• Exercise
The answer must be the complete listing, reproduced exactly.

• Data for analysis
──────

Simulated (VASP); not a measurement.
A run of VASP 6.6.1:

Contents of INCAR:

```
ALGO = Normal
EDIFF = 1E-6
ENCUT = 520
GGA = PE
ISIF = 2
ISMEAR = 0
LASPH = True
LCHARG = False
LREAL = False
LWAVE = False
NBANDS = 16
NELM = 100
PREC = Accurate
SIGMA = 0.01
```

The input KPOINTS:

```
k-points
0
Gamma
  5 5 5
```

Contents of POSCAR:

──────

• Expected answer
Simulated (VASP); not a measurement.
A run of VASP 6.6.1:

Contents of INCAR:

```
ALGO = Normal
EDIFF = 1E-6
ENCUT = 520
GGA = PE
ISIF = 2
ISMEAR = 0
LASPH = True
LCHARG = False
LREAL = False
LWAVE = False
NBANDS = 16
NELM = 100
PREC = Accurate
SIGMA = 0.01
```

The input KPOINTS:

```
k-points
0
Gamma
  5 5 5
```

Contents of POSCAR:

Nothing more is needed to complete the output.